■ **ACTIVITY**: From the top of the records below down to the line containing "How the rows", reproduce every line exactly.

■ **SOURCE INFORMATION**:
● ● ● ● ●

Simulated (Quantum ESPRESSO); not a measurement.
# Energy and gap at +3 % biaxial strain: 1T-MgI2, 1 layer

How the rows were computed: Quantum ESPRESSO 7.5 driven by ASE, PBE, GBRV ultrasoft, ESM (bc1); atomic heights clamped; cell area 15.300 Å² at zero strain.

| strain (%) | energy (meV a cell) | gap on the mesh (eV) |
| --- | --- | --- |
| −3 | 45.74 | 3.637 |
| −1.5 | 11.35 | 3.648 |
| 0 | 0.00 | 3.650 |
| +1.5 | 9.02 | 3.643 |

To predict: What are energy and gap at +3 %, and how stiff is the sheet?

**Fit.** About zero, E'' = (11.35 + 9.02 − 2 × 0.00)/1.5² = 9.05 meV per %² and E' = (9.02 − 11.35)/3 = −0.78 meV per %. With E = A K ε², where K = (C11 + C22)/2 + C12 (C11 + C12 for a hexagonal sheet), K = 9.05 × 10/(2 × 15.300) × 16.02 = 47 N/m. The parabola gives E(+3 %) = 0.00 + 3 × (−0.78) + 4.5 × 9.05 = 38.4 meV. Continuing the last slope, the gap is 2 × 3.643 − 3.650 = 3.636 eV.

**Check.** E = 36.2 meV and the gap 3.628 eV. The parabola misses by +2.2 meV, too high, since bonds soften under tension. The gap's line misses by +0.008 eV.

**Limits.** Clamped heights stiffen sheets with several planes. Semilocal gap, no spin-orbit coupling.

● ● ● ● ●

■ **EXERCISE RESULT**:
Simulated (Quantum ESPRESSO); not a measurement.
# Energy and gap at +3 % biaxial strain: 1T-MgI2, 1 layer

How the rows were computed: Quantum ESPRESSO 7.5 driven by ASE, PBE, GBRV ultrasoft, ESM (bc1); atomic heights clamped; cell area 15.300 Å² at zero strain.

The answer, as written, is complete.